Activity:
The line that contains "Only differences to" marks the end: retype the data below exactly from its first line through that line.

Data extracts:
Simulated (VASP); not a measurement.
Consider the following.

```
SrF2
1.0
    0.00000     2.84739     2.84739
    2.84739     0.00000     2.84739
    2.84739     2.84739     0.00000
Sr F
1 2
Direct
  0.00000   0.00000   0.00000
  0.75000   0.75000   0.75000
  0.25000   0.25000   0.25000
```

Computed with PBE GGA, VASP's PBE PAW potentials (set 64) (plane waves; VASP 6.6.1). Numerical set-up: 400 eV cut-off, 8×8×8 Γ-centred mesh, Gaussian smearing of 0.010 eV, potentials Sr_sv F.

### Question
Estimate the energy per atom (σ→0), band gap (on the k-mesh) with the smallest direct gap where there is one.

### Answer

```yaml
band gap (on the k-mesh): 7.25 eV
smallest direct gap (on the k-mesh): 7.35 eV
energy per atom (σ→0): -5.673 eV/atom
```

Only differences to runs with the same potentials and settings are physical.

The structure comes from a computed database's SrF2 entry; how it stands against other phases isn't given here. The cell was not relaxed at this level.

Exercise output:
Simulated (VASP); not a measurement.
Consider the following.

```
SrF2
1.0
    0.00000     2.84739     2.84739
    2.84739     0.00000     2.84739
    2.84739     2.84739     0.00000
Sr F
1 2
Direct
  0.00000   0.00000   0.00000
  0.75000   0.75000   0.75000
  0.25000   0.25000   0.25000
```

Computed with PBE GGA, VASP's PBE PAW potentials (set 64) (plane waves; VASP 6.6.1). Numerical set-up: 400 eV cut-off, 8×8×8 Γ-centred mesh, Gaussian smearing of 0.010 eV, potentials Sr_sv F.

### Question
Estimate the energy per atom (σ→0), band gap (on the k-mesh) with the smallest direct gap where there is one.

### Answer

```yaml
band gap (on the k-mesh): 7.25 eV
smallest direct gap (on the k-mesh): 7.35 eV
energy per atom (σ→0): -5.673 eV/atom
```

Only differences to runs with the same potentials and settings are physical.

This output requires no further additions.